## ASSIGNED TASK
Lines from the beginning of the data below through the one containing "δ 44.6 (CH3)." are to be printed exactly as they appear.

┌──
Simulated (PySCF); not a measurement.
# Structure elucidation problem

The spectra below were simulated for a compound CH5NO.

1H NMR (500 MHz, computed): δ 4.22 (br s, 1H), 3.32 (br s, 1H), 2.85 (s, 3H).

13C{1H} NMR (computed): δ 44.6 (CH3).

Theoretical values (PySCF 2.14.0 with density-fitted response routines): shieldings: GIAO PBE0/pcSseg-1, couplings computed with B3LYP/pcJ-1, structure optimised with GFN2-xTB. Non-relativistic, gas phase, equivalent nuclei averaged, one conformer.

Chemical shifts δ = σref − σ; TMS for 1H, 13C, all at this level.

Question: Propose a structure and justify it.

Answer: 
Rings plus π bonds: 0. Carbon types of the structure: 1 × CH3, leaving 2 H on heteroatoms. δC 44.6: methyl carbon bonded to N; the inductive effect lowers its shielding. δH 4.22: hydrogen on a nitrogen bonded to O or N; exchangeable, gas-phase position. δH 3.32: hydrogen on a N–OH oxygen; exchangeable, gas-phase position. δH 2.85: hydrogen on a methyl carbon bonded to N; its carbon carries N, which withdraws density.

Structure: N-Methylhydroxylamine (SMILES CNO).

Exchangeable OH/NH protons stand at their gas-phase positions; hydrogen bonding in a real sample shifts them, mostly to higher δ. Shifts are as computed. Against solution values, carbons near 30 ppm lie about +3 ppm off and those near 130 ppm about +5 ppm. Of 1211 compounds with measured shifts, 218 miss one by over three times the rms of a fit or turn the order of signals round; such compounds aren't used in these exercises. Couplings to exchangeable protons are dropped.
└──

## WRITTEN ANSWER
Simulated (PySCF); not a measurement.
# Structure elucidation problem

The spectra below were simulated for a compound CH5NO.

1H NMR (500 MHz, computed): δ 4.22 (br s, 1H), 3.32 (br s, 1H), 2.85 (s, 3H).

13C{1H} NMR (computed): δ 44.6 (CH3).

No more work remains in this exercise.